Would you print each of the entries below precisely as given?

··········
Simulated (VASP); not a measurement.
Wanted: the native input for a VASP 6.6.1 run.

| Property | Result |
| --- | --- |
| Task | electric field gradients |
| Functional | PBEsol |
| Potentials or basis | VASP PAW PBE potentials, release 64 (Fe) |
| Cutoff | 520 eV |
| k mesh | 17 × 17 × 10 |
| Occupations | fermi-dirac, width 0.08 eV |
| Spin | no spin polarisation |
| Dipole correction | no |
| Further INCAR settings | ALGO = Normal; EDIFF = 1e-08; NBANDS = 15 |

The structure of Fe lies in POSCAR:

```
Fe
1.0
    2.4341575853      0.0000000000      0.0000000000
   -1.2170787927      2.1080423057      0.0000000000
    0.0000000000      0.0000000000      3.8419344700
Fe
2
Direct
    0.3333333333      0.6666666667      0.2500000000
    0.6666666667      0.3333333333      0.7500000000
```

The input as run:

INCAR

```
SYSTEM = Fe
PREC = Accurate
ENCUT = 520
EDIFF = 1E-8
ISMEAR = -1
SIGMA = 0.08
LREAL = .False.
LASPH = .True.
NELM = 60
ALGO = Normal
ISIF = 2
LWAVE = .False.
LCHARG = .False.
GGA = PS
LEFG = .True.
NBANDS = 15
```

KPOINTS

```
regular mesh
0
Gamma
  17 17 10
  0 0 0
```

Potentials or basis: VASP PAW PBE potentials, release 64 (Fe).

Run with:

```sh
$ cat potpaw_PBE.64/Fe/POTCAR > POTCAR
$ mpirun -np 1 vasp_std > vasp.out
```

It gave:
··········

### Task answer
Simulated (VASP); not a measurement.
Wanted: the native input for a VASP 6.6.1 run.

| Property | Result |
| --- | --- |
| Task | electric field gradients |
| Functional | PBEsol |
| Potentials or basis | VASP PAW PBE potentials, release 64 (Fe) |
| Cutoff | 520 eV |
| k mesh | 17 × 17 × 10 |
| Occupations | fermi-dirac, width 0.08 eV |
| Spin | no spin polarisation |
| Dipole correction | no |
| Further INCAR settings | ALGO = Normal; EDIFF = 1e-08; NBANDS = 15 |

The structure of Fe lies in POSCAR:

```
Fe
1.0
    2.4341575853      0.0000000000      0.0000000000
   -1.2170787927      2.1080423057      0.0000000000
    0.0000000000      0.0000000000      3.8419344700
Fe
2
Direct
    0.3333333333      0.6666666667      0.2500000000
    0.6666666667      0.3333333333      0.7500000000
```

The input as run:

INCAR

```
SYSTEM = Fe
PREC = Accurate
ENCUT = 520
EDIFF = 1E-8
ISMEAR = -1
SIGMA = 0.08
LREAL = .False.
LASPH = .True.
NELM = 60
ALGO = Normal
ISIF = 2
LWAVE = .False.
LCHARG = .False.
GGA = PS
LEFG = .True.
NBANDS = 15
```

KPOINTS

```
regular mesh
0
Gamma
  17 17 10
  0 0 0
```

Potentials or basis: VASP PAW PBE potentials, release 64 (Fe).

Run with:

```sh
$ cat potpaw_PBE.64/Fe/POTCAR > POTCAR
$ mpirun -np 1 vasp_std > vasp.out
```

It gave:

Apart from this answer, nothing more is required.